• Work instruction: Write out all of the data again, exactly as it reads.

[[ Source data, beginning ]]

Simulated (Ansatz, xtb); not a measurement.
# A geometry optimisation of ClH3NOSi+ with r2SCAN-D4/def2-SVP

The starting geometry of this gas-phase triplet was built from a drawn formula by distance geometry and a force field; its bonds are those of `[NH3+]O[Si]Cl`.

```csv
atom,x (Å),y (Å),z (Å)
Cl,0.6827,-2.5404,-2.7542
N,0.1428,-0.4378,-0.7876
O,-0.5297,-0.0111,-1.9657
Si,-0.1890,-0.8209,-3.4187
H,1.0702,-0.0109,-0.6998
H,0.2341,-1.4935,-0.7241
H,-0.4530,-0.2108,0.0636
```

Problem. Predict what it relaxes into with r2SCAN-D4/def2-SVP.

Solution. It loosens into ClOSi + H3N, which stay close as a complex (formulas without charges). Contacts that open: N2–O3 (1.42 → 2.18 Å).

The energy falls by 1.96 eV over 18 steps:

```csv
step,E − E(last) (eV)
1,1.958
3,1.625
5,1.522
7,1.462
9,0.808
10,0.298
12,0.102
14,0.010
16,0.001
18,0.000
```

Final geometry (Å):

[[ Source data, end ]]

• Written answer:
Simulated (Ansatz, xtb); not a measurement.
# A geometry optimisation of ClH3NOSi+ with r2SCAN-D4/def2-SVP

The starting geometry of this gas-phase triplet was built from a drawn formula by distance geometry and a force field; its bonds are those of `[NH3+]O[Si]Cl`.

```csv
atom,x (Å),y (Å),z (Å)
Cl,0.6827,-2.5404,-2.7542
N,0.1428,-0.4378,-0.7876
O,-0.5297,-0.0111,-1.9657
Si,-0.1890,-0.8209,-3.4187
H,1.0702,-0.0109,-0.6998
H,0.2341,-1.4935,-0.7241
H,-0.4530,-0.2108,0.0636
```

Problem. Predict what it relaxes into with r2SCAN-D4/def2-SVP.

Solution. It loosens into ClOSi + H3N, which stay close as a complex (formulas without charges). Contacts that open: N2–O3 (1.42 → 2.18 Å).

The energy falls by 1.96 eV over 18 steps:

```csv
step,E − E(last) (eV)
1,1.958
3,1.625
5,1.522
7,1.462
9,0.808
10,0.298
12,0.102
14,0.010
16,0.001
18,0.000
```

Final geometry (Å):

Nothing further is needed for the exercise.